## [Supplied records]
________

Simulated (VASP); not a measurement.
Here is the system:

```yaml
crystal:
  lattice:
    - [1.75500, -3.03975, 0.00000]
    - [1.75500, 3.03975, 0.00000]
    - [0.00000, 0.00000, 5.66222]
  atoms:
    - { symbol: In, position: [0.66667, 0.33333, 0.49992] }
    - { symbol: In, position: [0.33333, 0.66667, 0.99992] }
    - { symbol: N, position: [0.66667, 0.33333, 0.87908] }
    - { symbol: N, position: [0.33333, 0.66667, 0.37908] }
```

________

## [Action item]
With nothing left out, output the whole listing exactly.

## [Exercise response]
Simulated (VASP); not a measurement.
Here is the system:

```yaml
crystal:
  lattice:
    - [1.75500, -3.03975, 0.00000]
    - [1.75500, 3.03975, 0.00000]
    - [0.00000, 0.00000, 5.66222]
  atoms:
    - { symbol: In, position: [0.66667, 0.33333, 0.49992] }
    - { symbol: In, position: [0.33333, 0.66667, 0.99992] }
    - { symbol: N, position: [0.66667, 0.33333, 0.87908] }
    - { symbol: N, position: [0.33333, 0.66667, 0.37908] }
```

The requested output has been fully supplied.